Excerpted records:
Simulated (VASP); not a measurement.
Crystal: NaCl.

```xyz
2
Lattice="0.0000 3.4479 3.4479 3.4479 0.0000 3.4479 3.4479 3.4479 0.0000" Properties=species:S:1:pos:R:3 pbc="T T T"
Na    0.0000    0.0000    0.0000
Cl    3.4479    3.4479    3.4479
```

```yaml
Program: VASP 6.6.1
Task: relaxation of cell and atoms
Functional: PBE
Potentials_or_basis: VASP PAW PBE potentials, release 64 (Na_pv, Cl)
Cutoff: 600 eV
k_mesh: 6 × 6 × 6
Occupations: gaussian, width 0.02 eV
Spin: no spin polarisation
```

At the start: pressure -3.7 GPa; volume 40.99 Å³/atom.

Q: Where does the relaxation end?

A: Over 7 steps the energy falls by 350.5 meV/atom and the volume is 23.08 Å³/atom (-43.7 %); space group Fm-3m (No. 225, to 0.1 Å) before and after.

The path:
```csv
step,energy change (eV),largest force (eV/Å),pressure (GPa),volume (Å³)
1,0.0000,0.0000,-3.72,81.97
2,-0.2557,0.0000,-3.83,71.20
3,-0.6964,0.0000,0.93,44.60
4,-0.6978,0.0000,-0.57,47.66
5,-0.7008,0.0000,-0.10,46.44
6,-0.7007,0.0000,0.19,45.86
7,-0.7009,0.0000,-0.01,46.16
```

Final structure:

Action item:
Word for word, every record must be given again.

Exercise solution:
Simulated (VASP); not a measurement.
Crystal: NaCl.

```xyz
2
Lattice="0.0000 3.4479 3.4479 3.4479 0.0000 3.4479 3.4479 3.4479 0.0000" Properties=species:S:1:pos:R:3 pbc="T T T"
Na    0.0000    0.0000    0.0000
Cl    3.4479    3.4479    3.4479
```

```yaml
Program: VASP 6.6.1
Task: relaxation of cell and atoms
Functional: PBE
Potentials_or_basis: VASP PAW PBE potentials, release 64 (Na_pv, Cl)
Cutoff: 600 eV
k_mesh: 6 × 6 × 6
Occupations: gaussian, width 0.02 eV
Spin: no spin polarisation
```

At the start: pressure -3.7 GPa; volume 40.99 Å³/atom.

Q: Where does the relaxation end?

A: Over 7 steps the energy falls by 350.5 meV/atom and the volume is 23.08 Å³/atom (-43.7 %); space group Fm-3m (No. 225, to 0.1 Å) before and after.

The path:
```csv
step,energy change (eV),largest force (eV/Å),pressure (GPa),volume (Å³)
1,0.0000,0.0000,-3.72,81.97
2,-0.2557,0.0000,-3.83,71.20
3,-0.6964,0.0000,0.93,44.60
4,-0.6978,0.0000,-0.57,47.66
5,-0.7008,0.0000,-0.10,46.44
6,-0.7007,0.0000,0.19,45.86
7,-0.7009,0.0000,-0.01,46.16
```

Final structure:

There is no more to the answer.